▸ Listed entries
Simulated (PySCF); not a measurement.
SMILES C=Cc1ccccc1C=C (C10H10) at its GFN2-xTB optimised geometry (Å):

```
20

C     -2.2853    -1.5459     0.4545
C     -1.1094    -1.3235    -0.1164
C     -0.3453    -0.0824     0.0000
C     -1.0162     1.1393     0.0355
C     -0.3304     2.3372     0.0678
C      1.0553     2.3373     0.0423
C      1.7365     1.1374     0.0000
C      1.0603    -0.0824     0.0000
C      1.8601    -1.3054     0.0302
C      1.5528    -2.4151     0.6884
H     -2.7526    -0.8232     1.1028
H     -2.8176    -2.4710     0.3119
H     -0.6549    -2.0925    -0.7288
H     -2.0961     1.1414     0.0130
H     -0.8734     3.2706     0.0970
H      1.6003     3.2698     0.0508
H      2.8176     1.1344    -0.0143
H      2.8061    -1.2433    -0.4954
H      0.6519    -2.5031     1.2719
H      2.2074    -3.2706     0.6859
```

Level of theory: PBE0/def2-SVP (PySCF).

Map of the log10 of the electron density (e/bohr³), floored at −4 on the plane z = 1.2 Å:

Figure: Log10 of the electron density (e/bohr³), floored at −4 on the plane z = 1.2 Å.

▸ Assigned task
The first line of the entries above and every line after it, up to and including the line with "Map of the log10", should be set down exactly.

▸ Problem solution
Simulated (PySCF); not a measurement.
SMILES C=Cc1ccccc1C=C (C10H10) at its GFN2-xTB optimised geometry (Å):

```
20

C     -2.2853    -1.5459     0.4545
C     -1.1094    -1.3235    -0.1164
C     -0.3453    -0.0824     0.0000
C     -1.0162     1.1393     0.0355
C     -0.3304     2.3372     0.0678
C      1.0553     2.3373     0.0423
C      1.7365     1.1374     0.0000
C      1.0603    -0.0824     0.0000
C      1.8601    -1.3054     0.0302
C      1.5528    -2.4151     0.6884
H     -2.7526    -0.8232     1.1028
H     -2.8176    -2.4710     0.3119
H     -0.6549    -2.0925    -0.7288
H     -2.0961     1.1414     0.0130
H     -0.8734     3.2706     0.0970
H      1.6003     3.2698     0.0508
H      2.8176     1.1344    -0.0143
H      2.8061    -1.2433    -0.4954
H      0.6519    -2.5031     1.2719
H      2.2074    -3.2706     0.6859
```

Level of theory: PBE0/def2-SVP (PySCF).

Map of the log10 of the electron density (e/bohr³), floored at −4 on the plane z = 1.2 Å:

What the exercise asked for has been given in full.